— WORK INSTRUCTION —
Please repeat the records below exactly, from the first line through the line containing "H2–H5 | 4 | -0.4 |", and nothing more.

━━ DATASET ENTRIES

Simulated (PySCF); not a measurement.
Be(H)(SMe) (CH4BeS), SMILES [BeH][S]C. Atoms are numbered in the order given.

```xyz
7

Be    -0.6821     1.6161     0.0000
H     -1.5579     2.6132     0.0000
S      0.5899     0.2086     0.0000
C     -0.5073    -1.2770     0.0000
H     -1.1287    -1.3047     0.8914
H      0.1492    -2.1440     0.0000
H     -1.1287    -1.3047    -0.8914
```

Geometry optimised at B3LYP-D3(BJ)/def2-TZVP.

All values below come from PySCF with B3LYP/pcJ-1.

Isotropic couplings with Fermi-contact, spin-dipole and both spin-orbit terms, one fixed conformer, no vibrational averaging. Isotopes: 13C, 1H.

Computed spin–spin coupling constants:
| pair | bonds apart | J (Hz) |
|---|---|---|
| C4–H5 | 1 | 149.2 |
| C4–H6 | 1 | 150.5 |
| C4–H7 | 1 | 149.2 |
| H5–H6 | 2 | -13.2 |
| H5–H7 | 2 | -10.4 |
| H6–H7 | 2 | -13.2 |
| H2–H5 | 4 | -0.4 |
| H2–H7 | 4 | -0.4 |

━━━━

— ANSWER AREA —
Simulated (PySCF); not a measurement.
Be(H)(SMe) (CH4BeS), SMILES [BeH][S]C. Atoms are numbered in the order given.

```xyz
7

Be    -0.6821     1.6161     0.0000
H     -1.5579     2.6132     0.0000
S      0.5899     0.2086     0.0000
C     -0.5073    -1.2770     0.0000
H     -1.1287    -1.3047     0.8914
H      0.1492    -2.1440     0.0000
H     -1.1287    -1.3047    -0.8914
```

Geometry optimised at B3LYP-D3(BJ)/def2-TZVP.

All values below come from PySCF with B3LYP/pcJ-1.

Isotropic couplings with Fermi-contact, spin-dipole and both spin-orbit terms, one fixed conformer, no vibrational averaging. Isotopes: 13C, 1H.

Computed spin–spin coupling constants:
| pair | bonds apart | J (Hz) |
|---|---|---|
| C4–H5 | 1 | 149.2 |
| C4–H6 | 1 | 150.5 |
| C4–H7 | 1 | 149.2 |
| H5–H6 | 2 | -13.2 |
| H5–H7 | 2 | -10.4 |
| H6–H7 | 2 | -13.2 |
| H2–H5 | 4 | -0.4 |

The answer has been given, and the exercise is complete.